• [Task item] Reproduce the listing below without any change.

• [Recorded data]
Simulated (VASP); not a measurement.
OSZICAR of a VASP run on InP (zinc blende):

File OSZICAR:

• [Result]
Simulated (VASP); not a measurement.
OSZICAR of a VASP run on InP (zinc blende):

File OSZICAR:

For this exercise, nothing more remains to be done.